BEGIN Extracted data

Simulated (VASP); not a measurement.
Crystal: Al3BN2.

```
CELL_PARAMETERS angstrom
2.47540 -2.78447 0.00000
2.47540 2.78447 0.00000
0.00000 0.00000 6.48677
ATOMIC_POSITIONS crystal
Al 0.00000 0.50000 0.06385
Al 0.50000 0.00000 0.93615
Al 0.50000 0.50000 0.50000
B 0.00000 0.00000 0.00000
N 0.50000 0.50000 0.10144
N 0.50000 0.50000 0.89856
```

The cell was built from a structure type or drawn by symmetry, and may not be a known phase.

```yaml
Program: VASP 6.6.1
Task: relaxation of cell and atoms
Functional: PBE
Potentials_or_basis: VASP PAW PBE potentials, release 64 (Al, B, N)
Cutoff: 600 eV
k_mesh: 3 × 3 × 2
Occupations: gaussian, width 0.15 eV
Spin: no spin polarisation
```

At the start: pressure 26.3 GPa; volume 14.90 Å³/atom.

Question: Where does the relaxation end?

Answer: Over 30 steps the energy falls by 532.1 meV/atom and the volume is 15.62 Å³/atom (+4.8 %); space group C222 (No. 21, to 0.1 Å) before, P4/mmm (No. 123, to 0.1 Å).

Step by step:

END Extracted data

● Work instruction
Copy the entire listing exactly. Do not skip a line.

● Problem solution
Simulated (VASP); not a measurement.
Crystal: Al3BN2.

```
CELL_PARAMETERS angstrom
2.47540 -2.78447 0.00000
2.47540 2.78447 0.00000
0.00000 0.00000 6.48677
ATOMIC_POSITIONS crystal
Al 0.00000 0.50000 0.06385
Al 0.50000 0.00000 0.93615
Al 0.50000 0.50000 0.50000
B 0.00000 0.00000 0.00000
N 0.50000 0.50000 0.10144
N 0.50000 0.50000 0.89856
```

The cell was built from a structure type or drawn by symmetry, and may not be a known phase.

```yaml
Program: VASP 6.6.1
Task: relaxation of cell and atoms
Functional: PBE
Potentials_or_basis: VASP PAW PBE potentials, release 64 (Al, B, N)
Cutoff: 600 eV
k_mesh: 3 × 3 × 2
Occupations: gaussian, width 0.15 eV
Spin: no spin polarisation
```

At the start: pressure 26.3 GPa; volume 14.90 Å³/atom.

Question: Where does the relaxation end?

Answer: Over 30 steps the energy falls by 532.1 meV/atom and the volume is 15.62 Å³/atom (+4.8 %); space group C222 (No. 21, to 0.1 Å) before, P4/mmm (No. 123, to 0.1 Å).

Step by step:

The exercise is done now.